* Record set *
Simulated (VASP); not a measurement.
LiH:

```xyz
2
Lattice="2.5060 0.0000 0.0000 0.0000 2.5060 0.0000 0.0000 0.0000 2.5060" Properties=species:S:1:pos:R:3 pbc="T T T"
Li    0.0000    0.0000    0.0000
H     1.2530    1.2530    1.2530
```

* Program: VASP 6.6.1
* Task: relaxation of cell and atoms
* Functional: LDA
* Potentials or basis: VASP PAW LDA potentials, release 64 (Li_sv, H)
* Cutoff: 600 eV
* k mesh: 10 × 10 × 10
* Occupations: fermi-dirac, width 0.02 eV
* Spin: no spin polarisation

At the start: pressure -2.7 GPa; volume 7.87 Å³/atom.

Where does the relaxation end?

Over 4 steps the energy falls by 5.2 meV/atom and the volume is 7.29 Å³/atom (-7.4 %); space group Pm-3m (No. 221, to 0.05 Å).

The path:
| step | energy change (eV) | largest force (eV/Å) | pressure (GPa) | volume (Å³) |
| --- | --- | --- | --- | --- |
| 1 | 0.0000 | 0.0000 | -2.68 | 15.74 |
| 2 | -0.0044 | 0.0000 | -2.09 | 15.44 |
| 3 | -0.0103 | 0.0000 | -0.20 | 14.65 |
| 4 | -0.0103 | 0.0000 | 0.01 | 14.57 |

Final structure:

* Exercise *
Among the records above, repeat exactly the line with "width 0.02 eV", the line with "0.01 | 14.57 |", and every line in between, and only those.

* Exercise output *
* Occupations: fermi-dirac, width 0.02 eV
* Spin: no spin polarisation

At the start: pressure -2.7 GPa; volume 7.87 Å³/atom.

Where does the relaxation end?

Over 4 steps the energy falls by 5.2 meV/atom and the volume is 7.29 Å³/atom (-7.4 %); space group Pm-3m (No. 221, to 0.05 Å).

The path:
| step | energy change (eV) | largest force (eV/Å) | pressure (GPa) | volume (Å³) |
| --- | --- | --- | --- | --- |
| 1 | 0.0000 | 0.0000 | -2.68 | 15.74 |
| 2 | -0.0044 | 0.0000 | -2.09 | 15.44 |
| 3 | -0.0103 | 0.0000 | -0.20 | 14.65 |
| 4 | -0.0103 | 0.0000 | 0.01 | 14.57 |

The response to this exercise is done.